Assignment
Please return the lines of the data below, word for word, from the first line through the line containing "Change from the".

Material supplied
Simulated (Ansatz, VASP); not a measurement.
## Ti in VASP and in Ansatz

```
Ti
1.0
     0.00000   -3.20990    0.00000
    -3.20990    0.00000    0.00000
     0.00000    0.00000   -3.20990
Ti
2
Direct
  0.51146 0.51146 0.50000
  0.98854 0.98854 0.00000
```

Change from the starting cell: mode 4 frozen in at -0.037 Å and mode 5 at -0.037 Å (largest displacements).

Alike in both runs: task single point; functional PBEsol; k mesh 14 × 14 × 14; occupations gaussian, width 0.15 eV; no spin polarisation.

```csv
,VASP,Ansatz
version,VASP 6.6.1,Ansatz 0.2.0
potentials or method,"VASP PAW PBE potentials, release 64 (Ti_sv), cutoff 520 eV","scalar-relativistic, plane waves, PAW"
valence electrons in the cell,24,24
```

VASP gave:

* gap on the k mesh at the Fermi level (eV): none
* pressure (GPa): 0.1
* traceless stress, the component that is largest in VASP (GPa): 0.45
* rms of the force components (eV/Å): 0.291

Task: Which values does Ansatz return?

Answer box
Simulated (Ansatz, VASP); not a measurement.
## Ti in VASP and in Ansatz

```
Ti
1.0
     0.00000   -3.20990    0.00000
    -3.20990    0.00000    0.00000
     0.00000    0.00000   -3.20990
Ti
2
Direct
  0.51146 0.51146 0.50000
  0.98854 0.98854 0.00000
```

Change from the starting cell: mode 4 frozen in at -0.037 Å and mode 5 at -0.037 Å (largest displacements).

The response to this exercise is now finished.